[[ Information provided, beginning ]]

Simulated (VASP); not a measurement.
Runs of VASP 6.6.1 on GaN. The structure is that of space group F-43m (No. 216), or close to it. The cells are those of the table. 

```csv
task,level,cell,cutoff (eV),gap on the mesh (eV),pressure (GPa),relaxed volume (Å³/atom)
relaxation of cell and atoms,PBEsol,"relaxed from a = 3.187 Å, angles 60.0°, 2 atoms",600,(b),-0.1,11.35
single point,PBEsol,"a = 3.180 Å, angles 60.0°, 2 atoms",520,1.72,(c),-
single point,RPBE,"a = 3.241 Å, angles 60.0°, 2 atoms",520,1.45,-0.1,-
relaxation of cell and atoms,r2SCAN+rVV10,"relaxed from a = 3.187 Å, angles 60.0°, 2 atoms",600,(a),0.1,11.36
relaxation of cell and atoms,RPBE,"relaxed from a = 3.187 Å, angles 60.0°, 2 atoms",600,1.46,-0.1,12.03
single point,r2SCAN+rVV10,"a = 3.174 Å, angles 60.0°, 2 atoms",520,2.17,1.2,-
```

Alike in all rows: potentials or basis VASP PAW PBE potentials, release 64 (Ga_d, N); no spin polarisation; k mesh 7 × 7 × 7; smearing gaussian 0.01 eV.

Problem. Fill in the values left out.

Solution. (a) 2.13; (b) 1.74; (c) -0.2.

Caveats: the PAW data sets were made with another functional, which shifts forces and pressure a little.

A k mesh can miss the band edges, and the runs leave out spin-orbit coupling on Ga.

[[ Information provided, end ]]

Assigned task:
Out of the material above, output word for word the line with "Runs of VASP", the line with "Caveats: the PAW", and all lines between them, with nothing else.

Written reply:
Runs of VASP 6.6.1 on GaN. The structure is that of space group F-43m (No. 216), or close to it. The cells are those of the table. 

```csv
task,level,cell,cutoff (eV),gap on the mesh (eV),pressure (GPa),relaxed volume (Å³/atom)
relaxation of cell and atoms,PBEsol,"relaxed from a = 3.187 Å, angles 60.0°, 2 atoms",600,(b),-0.1,11.35
single point,PBEsol,"a = 3.180 Å, angles 60.0°, 2 atoms",520,1.72,(c),-
single point,RPBE,"a = 3.241 Å, angles 60.0°, 2 atoms",520,1.45,-0.1,-
relaxation of cell and atoms,r2SCAN+rVV10,"relaxed from a = 3.187 Å, angles 60.0°, 2 atoms",600,(a),0.1,11.36
relaxation of cell and atoms,RPBE,"relaxed from a = 3.187 Å, angles 60.0°, 2 atoms",600,1.46,-0.1,12.03
single point,r2SCAN+rVV10,"a = 3.174 Å, angles 60.0°, 2 atoms",520,2.17,1.2,-
```

Alike in all rows: potentials or basis VASP PAW PBE potentials, release 64 (Ga_d, N); no spin polarisation; k mesh 7 × 7 × 7; smearing gaussian 0.01 eV.

Problem. Fill in the values left out.

Solution. (a) 2.13; (b) 1.74; (c) -0.2.

Caveats: the PAW data sets were made with another functional, which shifts forces and pressure a little.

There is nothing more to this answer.